WORK REQUEST
Every entry, from the first line to the last, should be output exactly.

◇ ◇ ◇ ◇
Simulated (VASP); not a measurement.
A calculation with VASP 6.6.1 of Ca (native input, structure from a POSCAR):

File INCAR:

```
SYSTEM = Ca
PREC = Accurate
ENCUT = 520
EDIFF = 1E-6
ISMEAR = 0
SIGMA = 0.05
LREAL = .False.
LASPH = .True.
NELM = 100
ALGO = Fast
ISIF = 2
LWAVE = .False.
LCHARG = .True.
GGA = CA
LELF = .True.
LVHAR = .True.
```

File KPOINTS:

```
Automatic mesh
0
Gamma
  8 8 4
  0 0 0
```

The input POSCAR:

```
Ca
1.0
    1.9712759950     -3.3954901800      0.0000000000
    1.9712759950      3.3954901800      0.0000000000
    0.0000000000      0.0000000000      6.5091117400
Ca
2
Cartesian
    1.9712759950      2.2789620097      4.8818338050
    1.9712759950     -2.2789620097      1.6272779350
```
◇ ◇ ◇ ◇

YOUR SOLUTION
Simulated (VASP); not a measurement.
A calculation with VASP 6.6.1 of Ca (native input, structure from a POSCAR):

File INCAR:

```
SYSTEM = Ca
PREC = Accurate
ENCUT = 520
EDIFF = 1E-6
ISMEAR = 0
SIGMA = 0.05
LREAL = .False.
LASPH = .True.
NELM = 100
ALGO = Fast
ISIF = 2
LWAVE = .False.
LCHARG = .True.
GGA = CA
LELF = .True.
LVHAR = .True.
```

File KPOINTS:

```
Automatic mesh
0
Gamma
  8 8 4
  0 0 0
```

The input POSCAR:

```
Ca
1.0
    1.9712759950     -3.3954901800      0.0000000000
    1.9712759950      3.3954901800      0.0000000000
    0.0000000000      0.0000000000      6.5091117400
Ca
2
Cartesian
    1.9712759950      2.2789620097      4.8818338050
    1.9712759950     -2.2789620097      1.6272779350
```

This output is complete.